* _LISTED ENTRIES_:
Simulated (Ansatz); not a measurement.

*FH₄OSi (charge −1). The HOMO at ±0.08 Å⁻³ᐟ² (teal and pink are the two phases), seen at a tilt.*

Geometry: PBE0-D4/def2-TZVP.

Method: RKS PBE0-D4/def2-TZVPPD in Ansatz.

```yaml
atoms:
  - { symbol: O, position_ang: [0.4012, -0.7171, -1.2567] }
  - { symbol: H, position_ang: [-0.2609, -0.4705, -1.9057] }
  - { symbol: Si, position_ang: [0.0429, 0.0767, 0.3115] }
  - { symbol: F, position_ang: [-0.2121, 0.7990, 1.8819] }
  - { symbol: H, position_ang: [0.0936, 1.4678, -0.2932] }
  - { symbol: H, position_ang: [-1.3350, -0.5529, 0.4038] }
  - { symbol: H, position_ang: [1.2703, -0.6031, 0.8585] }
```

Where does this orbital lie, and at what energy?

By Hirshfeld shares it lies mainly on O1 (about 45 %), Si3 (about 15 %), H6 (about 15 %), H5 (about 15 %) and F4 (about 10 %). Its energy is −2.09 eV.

* _ACTION ITEM_: Print out every entry, keeping each one exact.

* _EXERCISE OUTPUT_:
Simulated (Ansatz); not a measurement.

*FH₄OSi (charge −1). The HOMO at ±0.08 Å⁻³ᐟ² (teal and pink are the two phases), seen at a tilt.*

Geometry: PBE0-D4/def2-TZVP.

Method: RKS PBE0-D4/def2-TZVPPD in Ansatz.

```yaml
atoms:
  - { symbol: O, position_ang: [0.4012, -0.7171, -1.2567] }
  - { symbol: H, position_ang: [-0.2609, -0.4705, -1.9057] }
  - { symbol: Si, position_ang: [0.0429, 0.0767, 0.3115] }
  - { symbol: F, position_ang: [-0.2121, 0.7990, 1.8819] }
  - { symbol: H, position_ang: [0.0936, 1.4678, -0.2932] }
  - { symbol: H, position_ang: [-1.3350, -0.5529, 0.4038] }
  - { symbol: H, position_ang: [1.2703, -0.6031, 0.8585] }
```

Where does this orbital lie, and at what energy?

By Hirshfeld shares it lies mainly on O1 (about 45 %), Si3 (about 15 %), H6 (about 15 %), H5 (about 15 %) and F4 (about 10 %). Its energy is −2.09 eV.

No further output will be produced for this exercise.